- [EXERCISE]:
All of the data below should be returned exactly.

# # # # #

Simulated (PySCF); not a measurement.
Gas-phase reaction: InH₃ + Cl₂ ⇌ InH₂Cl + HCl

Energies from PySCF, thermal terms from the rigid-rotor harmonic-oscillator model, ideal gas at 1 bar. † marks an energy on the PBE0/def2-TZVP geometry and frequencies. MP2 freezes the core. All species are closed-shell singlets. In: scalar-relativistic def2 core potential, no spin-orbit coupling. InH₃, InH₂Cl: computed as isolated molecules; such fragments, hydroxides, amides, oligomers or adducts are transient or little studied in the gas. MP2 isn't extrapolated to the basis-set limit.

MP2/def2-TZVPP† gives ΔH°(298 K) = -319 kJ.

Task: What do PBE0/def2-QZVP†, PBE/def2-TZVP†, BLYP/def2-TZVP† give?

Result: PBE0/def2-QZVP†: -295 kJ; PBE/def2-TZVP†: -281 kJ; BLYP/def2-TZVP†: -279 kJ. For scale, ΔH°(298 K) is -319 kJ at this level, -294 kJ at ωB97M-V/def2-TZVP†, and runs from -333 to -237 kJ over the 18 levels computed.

# # # # #

- [SOLUTION]:
Simulated (PySCF); not a measurement.
Gas-phase reaction: InH₃ + Cl₂ ⇌ InH₂Cl + HCl

Energies from PySCF, thermal terms from the rigid-rotor harmonic-oscillator model, ideal gas at 1 bar. † marks an energy on the PBE0/def2-TZVP geometry and frequencies. MP2 freezes the core. All species are closed-shell singlets. In: scalar-relativistic def2 core potential, no spin-orbit coupling. InH₃, InH₂Cl: computed as isolated molecules; such fragments, hydroxides, amides, oligomers or adducts are transient or little studied in the gas. MP2 isn't extrapolated to the basis-set limit.

MP2/def2-TZVPP† gives ΔH°(298 K) = -319 kJ.

Task: What do PBE0/def2-QZVP†, PBE/def2-TZVP†, BLYP/def2-TZVP† give?

Result: PBE0/def2-QZVP†: -295 kJ; PBE/def2-TZVP†: -281 kJ; BLYP/def2-TZVP†: -279 kJ. For scale, ΔH°(298 K) is -319 kJ at this level, -294 kJ at ωB97M-V/def2-TZVP†, and runs from -333 to -237 kJ over the 18 levels computed.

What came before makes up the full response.